• [ACTION ITEM] All lines up to and including the one that contains "## CsPbCl3: axial (c/a) deformation path" are to be transcribed exactly, starting from the first line of the records.

-------- SUPPLIED INFORMATION --------

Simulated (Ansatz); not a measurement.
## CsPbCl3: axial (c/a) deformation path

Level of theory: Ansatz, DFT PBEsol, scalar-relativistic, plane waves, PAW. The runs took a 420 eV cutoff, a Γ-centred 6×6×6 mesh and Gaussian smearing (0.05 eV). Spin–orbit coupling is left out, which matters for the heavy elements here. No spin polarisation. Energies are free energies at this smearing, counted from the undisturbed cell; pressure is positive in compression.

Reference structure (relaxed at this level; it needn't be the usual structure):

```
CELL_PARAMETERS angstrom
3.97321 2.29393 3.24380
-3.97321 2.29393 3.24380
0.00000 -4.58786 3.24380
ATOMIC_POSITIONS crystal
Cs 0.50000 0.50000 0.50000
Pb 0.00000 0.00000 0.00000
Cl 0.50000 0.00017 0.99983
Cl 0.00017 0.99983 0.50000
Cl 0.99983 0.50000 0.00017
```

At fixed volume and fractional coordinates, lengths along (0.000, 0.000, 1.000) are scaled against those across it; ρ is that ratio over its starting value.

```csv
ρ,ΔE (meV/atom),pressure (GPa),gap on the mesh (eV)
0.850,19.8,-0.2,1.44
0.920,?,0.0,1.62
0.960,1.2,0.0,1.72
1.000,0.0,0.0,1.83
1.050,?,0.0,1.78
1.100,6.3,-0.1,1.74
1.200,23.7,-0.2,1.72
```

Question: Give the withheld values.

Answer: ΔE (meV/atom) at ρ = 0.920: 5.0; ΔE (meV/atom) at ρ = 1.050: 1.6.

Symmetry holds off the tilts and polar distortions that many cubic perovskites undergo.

--------

• [TASK SOLUTION]
Simulated (Ansatz); not a measurement.
## CsPbCl3: axial (c/a) deformation path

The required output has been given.